■ RECORDS SUPPLIED:
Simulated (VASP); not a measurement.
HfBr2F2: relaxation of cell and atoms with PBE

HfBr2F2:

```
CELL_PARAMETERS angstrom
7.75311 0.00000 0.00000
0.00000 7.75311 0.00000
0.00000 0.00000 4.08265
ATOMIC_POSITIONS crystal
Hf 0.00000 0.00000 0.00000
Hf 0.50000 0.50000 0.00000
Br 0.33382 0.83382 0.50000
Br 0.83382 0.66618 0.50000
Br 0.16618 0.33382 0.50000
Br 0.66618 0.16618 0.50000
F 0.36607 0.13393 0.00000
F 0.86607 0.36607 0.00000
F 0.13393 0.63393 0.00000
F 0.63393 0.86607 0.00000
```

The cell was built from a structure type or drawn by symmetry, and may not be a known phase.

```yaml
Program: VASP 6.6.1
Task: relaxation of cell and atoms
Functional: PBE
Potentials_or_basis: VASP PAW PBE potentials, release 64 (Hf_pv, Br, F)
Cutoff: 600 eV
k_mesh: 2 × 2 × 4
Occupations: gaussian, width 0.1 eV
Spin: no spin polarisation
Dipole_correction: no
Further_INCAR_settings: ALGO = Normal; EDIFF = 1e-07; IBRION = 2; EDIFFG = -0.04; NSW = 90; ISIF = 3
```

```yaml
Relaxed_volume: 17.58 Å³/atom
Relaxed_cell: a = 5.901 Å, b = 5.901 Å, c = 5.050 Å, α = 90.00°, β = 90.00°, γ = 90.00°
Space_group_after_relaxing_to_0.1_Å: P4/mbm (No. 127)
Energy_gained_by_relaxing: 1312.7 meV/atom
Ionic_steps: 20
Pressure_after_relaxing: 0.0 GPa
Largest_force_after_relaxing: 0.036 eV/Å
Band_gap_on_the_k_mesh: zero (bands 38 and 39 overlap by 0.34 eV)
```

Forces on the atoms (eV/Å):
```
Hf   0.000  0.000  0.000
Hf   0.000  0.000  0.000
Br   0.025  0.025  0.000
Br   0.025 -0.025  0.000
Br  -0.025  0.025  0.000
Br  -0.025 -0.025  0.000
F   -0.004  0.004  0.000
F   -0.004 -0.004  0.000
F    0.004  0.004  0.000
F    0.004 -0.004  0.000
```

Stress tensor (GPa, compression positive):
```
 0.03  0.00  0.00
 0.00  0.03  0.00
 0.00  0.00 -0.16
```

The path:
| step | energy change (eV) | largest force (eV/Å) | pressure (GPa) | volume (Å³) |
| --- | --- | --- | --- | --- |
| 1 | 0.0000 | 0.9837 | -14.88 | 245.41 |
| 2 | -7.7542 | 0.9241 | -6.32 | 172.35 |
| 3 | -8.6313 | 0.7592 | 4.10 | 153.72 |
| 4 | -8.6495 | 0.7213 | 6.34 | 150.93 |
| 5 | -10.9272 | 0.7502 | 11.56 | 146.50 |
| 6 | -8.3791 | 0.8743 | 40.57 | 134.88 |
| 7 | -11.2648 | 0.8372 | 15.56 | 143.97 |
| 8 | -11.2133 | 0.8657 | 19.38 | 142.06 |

■ EXERCISE: Only the lines from the first one of the listing up to and including the line where "4.10 | 153.72 |" appears are wanted, reproduced exactly.

■ WRITTEN ANSWER:
Simulated (VASP); not a measurement.
HfBr2F2: relaxation of cell and atoms with PBE

HfBr2F2:

```
CELL_PARAMETERS angstrom
7.75311 0.00000 0.00000
0.00000 7.75311 0.00000
0.00000 0.00000 4.08265
ATOMIC_POSITIONS crystal
Hf 0.00000 0.00000 0.00000
Hf 0.50000 0.50000 0.00000
Br 0.33382 0.83382 0.50000
Br 0.83382 0.66618 0.50000
Br 0.16618 0.33382 0.50000
Br 0.66618 0.16618 0.50000
F 0.36607 0.13393 0.00000
F 0.86607 0.36607 0.00000
F 0.13393 0.63393 0.00000
F 0.63393 0.86607 0.00000
```

The cell was built from a structure type or drawn by symmetry, and may not be a known phase.

```yaml
Program: VASP 6.6.1
Task: relaxation of cell and atoms
Functional: PBE
Potentials_or_basis: VASP PAW PBE potentials, release 64 (Hf_pv, Br, F)
Cutoff: 600 eV
k_mesh: 2 × 2 × 4
Occupations: gaussian, width 0.1 eV
Spin: no spin polarisation
Dipole_correction: no
Further_INCAR_settings: ALGO = Normal; EDIFF = 1e-07; IBRION = 2; EDIFFG = -0.04; NSW = 90; ISIF = 3
```

```yaml
Relaxed_volume: 17.58 Å³/atom
Relaxed_cell: a = 5.901 Å, b = 5.901 Å, c = 5.050 Å, α = 90.00°, β = 90.00°, γ = 90.00°
Space_group_after_relaxing_to_0.1_Å: P4/mbm (No. 127)
Energy_gained_by_relaxing: 1312.7 meV/atom
Ionic_steps: 20
Pressure_after_relaxing: 0.0 GPa
Largest_force_after_relaxing: 0.036 eV/Å
Band_gap_on_the_k_mesh: zero (bands 38 and 39 overlap by 0.34 eV)
```

Forces on the atoms (eV/Å):
```
Hf   0.000  0.000  0.000
Hf   0.000  0.000  0.000
Br   0.025  0.025  0.000
Br   0.025 -0.025  0.000
Br  -0.025  0.025  0.000
Br  -0.025 -0.025  0.000
F   -0.004  0.004  0.000
F   -0.004 -0.004  0.000
F    0.004  0.004  0.000
F    0.004 -0.004  0.000
```

Stress tensor (GPa, compression positive):
```
 0.03  0.00  0.00
 0.00  0.03  0.00
 0.00  0.00 -0.16
```

The path:
| step | energy change (eV) | largest force (eV/Å) | pressure (GPa) | volume (Å³) |
| --- | --- | --- | --- | --- |
| 1 | 0.0000 | 0.9837 | -14.88 | 245.41 |
| 2 | -7.7542 | 0.9241 | -6.32 | 172.35 |
| 3 | -8.6313 | 0.7592 | 4.10 | 153.72 |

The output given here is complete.